● Required action
In the listing below, find the line that contains "waves, PAW |" and the line that contains "4.386 | -0.0005 |". Quote both and every line between them, exactly, and nothing more.

● Extracted records
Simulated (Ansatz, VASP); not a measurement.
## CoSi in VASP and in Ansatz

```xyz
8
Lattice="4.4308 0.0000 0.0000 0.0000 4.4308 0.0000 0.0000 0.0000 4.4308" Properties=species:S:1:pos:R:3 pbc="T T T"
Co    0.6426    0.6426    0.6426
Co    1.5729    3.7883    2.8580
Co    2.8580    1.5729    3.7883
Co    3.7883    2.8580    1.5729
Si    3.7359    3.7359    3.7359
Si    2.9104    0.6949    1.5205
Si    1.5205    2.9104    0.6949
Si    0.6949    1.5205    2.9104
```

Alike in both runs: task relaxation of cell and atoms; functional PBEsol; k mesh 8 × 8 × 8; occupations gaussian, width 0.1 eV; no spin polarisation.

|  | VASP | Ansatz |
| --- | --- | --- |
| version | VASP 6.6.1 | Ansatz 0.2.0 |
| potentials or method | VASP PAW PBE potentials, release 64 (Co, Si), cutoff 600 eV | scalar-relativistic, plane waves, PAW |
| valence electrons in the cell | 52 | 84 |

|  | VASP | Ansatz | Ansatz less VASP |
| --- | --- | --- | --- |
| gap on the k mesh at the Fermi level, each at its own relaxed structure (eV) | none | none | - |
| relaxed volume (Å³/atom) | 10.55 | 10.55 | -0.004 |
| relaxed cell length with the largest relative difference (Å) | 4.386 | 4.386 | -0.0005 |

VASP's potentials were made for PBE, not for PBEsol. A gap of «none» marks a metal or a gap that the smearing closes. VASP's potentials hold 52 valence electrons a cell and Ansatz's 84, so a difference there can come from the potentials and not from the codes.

● Exercise response
| potentials or method | VASP PAW PBE potentials, release 64 (Co, Si), cutoff 600 eV | scalar-relativistic, plane waves, PAW |
| valence electrons in the cell | 52 | 84 |

|  | VASP | Ansatz | Ansatz less VASP |
| --- | --- | --- | --- |
| gap on the k mesh at the Fermi level, each at its own relaxed structure (eV) | none | none | - |
| relaxed volume (Å³/atom) | 10.55 | 10.55 | -0.004 |
| relaxed cell length with the largest relative difference (Å) | 4.386 | 4.386 | -0.0005 |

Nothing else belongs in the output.